• _Work item_
Starting at the top of the data and ending with the line that holds "Describe the result: the", transcribe each line exactly; include both ends.

= = = =
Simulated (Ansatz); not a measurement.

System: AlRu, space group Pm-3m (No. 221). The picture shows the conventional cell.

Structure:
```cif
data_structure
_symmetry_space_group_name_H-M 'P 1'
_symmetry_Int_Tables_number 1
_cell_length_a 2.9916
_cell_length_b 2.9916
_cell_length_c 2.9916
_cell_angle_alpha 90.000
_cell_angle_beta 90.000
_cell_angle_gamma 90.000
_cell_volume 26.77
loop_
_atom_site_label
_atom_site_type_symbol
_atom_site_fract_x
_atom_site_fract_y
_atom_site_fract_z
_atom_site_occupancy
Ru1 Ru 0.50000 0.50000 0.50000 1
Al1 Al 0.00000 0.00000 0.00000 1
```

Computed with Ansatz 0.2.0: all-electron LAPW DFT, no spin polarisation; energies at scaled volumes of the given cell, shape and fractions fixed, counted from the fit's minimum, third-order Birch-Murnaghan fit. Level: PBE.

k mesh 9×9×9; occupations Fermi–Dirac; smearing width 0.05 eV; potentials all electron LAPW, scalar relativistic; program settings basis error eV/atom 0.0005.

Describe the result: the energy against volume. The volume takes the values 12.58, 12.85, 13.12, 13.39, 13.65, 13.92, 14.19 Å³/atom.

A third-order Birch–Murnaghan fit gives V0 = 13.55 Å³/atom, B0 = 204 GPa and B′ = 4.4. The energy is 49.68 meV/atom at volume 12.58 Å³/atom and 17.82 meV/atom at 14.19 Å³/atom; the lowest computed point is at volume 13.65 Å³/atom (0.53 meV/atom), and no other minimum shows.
= = = =

• _Problem solution_
Simulated (Ansatz); not a measurement.

System: AlRu, space group Pm-3m (No. 221). The picture shows the conventional cell.

Structure:
```cif
data_structure
_symmetry_space_group_name_H-M 'P 1'
_symmetry_Int_Tables_number 1
_cell_length_a 2.9916
_cell_length_b 2.9916
_cell_length_c 2.9916
_cell_angle_alpha 90.000
_cell_angle_beta 90.000
_cell_angle_gamma 90.000
_cell_volume 26.77
loop_
_atom_site_label
_atom_site_type_symbol
_atom_site_fract_x
_atom_site_fract_y
_atom_site_fract_z
_atom_site_occupancy
Ru1 Ru 0.50000 0.50000 0.50000 1
Al1 Al 0.00000 0.00000 0.00000 1
```

Computed with Ansatz 0.2.0: all-electron LAPW DFT, no spin polarisation; energies at scaled volumes of the given cell, shape and fractions fixed, counted from the fit's minimum, third-order Birch-Murnaghan fit. Level: PBE.

k mesh 9×9×9; occupations Fermi–Dirac; smearing width 0.05 eV; potentials all electron LAPW, scalar relativistic; program settings basis error eV/atom 0.0005.

Describe the result: the energy against volume. The volume takes the values 12.58, 12.85, 13.12, 13.39, 13.65, 13.92, 14.19 Å³/atom.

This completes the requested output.